╭──
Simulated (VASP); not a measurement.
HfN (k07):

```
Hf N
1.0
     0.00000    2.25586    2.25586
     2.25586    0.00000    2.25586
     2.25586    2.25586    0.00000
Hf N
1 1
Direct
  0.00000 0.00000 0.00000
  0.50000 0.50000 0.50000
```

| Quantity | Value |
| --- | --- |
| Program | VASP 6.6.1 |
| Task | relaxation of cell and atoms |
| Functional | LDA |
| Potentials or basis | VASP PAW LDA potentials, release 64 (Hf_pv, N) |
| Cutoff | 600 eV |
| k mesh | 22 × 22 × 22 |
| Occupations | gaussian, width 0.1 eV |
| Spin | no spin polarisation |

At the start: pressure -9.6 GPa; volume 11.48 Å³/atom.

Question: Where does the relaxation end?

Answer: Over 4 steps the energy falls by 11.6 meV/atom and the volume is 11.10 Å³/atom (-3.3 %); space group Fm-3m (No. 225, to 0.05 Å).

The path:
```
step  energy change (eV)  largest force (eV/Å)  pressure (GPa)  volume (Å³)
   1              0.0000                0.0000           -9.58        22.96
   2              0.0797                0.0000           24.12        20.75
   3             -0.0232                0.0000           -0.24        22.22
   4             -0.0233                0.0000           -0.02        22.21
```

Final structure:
╰──

Using the data above, transcribe the lines that run from the line with "Functional | LDA |" to the line with "At the start: pressure", both ends kept, and output nothing else.

| Functional | LDA |
| Potentials or basis | VASP PAW LDA potentials, release 64 (Hf_pv, N) |
| Cutoff | 600 eV |
| k mesh | 22 × 22 × 22 |
| Occupations | gaussian, width 0.1 eV |
| Spin | no spin polarisation |

At the start: pressure -9.6 GPa; volume 11.48 Å³/atom.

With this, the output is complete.